▸ **Extracted material**:
● ● ● ●
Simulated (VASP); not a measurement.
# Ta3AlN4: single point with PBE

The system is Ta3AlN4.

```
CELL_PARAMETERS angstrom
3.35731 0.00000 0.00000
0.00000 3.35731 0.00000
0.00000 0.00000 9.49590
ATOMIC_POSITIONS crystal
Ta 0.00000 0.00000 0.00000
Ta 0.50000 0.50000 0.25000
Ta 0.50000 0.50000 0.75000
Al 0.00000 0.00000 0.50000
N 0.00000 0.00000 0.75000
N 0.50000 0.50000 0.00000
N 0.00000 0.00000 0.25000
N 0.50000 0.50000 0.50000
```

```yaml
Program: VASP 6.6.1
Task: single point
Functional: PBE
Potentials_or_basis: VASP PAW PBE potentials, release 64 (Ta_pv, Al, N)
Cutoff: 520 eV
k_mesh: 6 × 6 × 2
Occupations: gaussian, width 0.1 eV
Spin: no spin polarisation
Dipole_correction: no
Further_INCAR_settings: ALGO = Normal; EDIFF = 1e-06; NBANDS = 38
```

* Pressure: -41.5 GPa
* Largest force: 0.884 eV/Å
● ● ● ●

▸ **Assignment**: Reproduce the records above in full and with exact wording.

▸ **Task answer**:
Simulated (VASP); not a measurement.
# Ta3AlN4: single point with PBE

The system is Ta3AlN4.

```
CELL_PARAMETERS angstrom
3.35731 0.00000 0.00000
0.00000 3.35731 0.00000
0.00000 0.00000 9.49590
ATOMIC_POSITIONS crystal
Ta 0.00000 0.00000 0.00000
Ta 0.50000 0.50000 0.25000
Ta 0.50000 0.50000 0.75000
Al 0.00000 0.00000 0.50000
N 0.00000 0.00000 0.75000
N 0.50000 0.50000 0.00000
N 0.00000 0.00000 0.25000
N 0.50000 0.50000 0.50000
```

```yaml
Program: VASP 6.6.1
Task: single point
Functional: PBE
Potentials_or_basis: VASP PAW PBE potentials, release 64 (Ta_pv, Al, N)
Cutoff: 520 eV
k_mesh: 6 × 6 × 2
Occupations: gaussian, width 0.1 eV
Spin: no spin polarisation
Dipole_correction: no
Further_INCAR_settings: ALGO = Normal; EDIFF = 1e-06; NBANDS = 38
```

* Pressure: -41.5 GPa
* Largest force: 0.884 eV/Å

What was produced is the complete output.